_Supplied data_
———

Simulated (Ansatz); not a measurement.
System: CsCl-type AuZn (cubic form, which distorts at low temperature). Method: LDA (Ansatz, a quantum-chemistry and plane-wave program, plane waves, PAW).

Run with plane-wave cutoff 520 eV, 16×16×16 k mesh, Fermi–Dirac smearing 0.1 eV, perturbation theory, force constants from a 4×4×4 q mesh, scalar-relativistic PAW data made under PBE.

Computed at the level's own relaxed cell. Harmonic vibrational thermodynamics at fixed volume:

———

Go through the listing above and restate it word for word.

Simulated (Ansatz); not a measurement.
System: CsCl-type AuZn (cubic form, which distorts at low temperature). Method: LDA (Ansatz, a quantum-chemistry and plane-wave program, plane waves, PAW).

Run with plane-wave cutoff 520 eV, 16×16×16 k mesh, Fermi–Dirac smearing 0.1 eV, perturbation theory, force constants from a 4×4×4 q mesh, scalar-relativistic PAW data made under PBE.

Computed at the level's own relaxed cell. Harmonic vibrational thermodynamics at fixed volume:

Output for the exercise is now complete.